——————————

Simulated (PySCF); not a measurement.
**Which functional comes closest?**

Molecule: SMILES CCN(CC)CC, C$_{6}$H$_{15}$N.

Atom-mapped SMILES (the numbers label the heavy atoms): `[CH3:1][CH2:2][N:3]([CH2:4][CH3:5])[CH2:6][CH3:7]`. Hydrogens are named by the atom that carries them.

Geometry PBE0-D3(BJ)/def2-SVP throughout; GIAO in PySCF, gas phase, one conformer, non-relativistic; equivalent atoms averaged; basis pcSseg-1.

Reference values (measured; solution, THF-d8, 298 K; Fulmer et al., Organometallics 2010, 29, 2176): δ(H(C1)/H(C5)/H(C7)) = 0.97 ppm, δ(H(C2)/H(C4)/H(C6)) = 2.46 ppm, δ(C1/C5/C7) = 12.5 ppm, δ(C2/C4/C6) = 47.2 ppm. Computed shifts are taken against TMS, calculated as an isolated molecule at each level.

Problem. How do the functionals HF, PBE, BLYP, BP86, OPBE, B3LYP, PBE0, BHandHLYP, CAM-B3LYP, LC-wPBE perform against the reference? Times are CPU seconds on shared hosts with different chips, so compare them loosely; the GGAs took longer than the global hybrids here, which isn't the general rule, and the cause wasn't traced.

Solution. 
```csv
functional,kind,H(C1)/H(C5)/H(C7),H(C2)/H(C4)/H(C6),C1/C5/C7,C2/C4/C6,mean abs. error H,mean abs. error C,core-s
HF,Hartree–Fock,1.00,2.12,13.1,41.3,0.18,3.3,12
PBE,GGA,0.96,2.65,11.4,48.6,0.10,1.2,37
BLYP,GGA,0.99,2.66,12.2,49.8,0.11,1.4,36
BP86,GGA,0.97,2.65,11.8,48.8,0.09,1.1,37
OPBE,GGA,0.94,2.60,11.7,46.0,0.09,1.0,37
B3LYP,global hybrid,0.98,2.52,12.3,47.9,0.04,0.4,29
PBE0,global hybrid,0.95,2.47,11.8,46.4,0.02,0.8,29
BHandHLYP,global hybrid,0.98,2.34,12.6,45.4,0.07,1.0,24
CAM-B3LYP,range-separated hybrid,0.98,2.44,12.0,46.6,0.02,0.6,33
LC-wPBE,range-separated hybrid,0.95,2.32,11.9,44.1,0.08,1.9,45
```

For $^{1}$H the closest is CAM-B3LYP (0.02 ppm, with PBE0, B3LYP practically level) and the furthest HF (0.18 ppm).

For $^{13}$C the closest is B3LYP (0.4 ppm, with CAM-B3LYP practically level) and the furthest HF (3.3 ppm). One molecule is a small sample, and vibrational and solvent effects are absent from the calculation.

——————————

Assignment :: Within the material above, extract exactly the lines that start at the line containing "functional comes closest?**" and stop after the line containing "Reference values (measured;", and only those.

Task response ::
**Which functional comes closest?**

Molecule: SMILES CCN(CC)CC, C$_{6}$H$_{15}$N.

Atom-mapped SMILES (the numbers label the heavy atoms): `[CH3:1][CH2:2][N:3]([CH2:4][CH3:5])[CH2:6][CH3:7]`. Hydrogens are named by the atom that carries them.

Geometry PBE0-D3(BJ)/def2-SVP throughout; GIAO in PySCF, gas phase, one conformer, non-relativistic; equivalent atoms averaged; basis pcSseg-1.

Reference values (measured; solution, THF-d8, 298 K; Fulmer et al., Organometallics 2010, 29, 2176): δ(H(C1)/H(C5)/H(C7)) = 0.97 ppm, δ(H(C2)/H(C4)/H(C6)) = 2.46 ppm, δ(C1/C5/C7) = 12.5 ppm, δ(C2/C4/C6) = 47.2 ppm. Computed shifts are taken against TMS, calculated as an isolated molecule at each level.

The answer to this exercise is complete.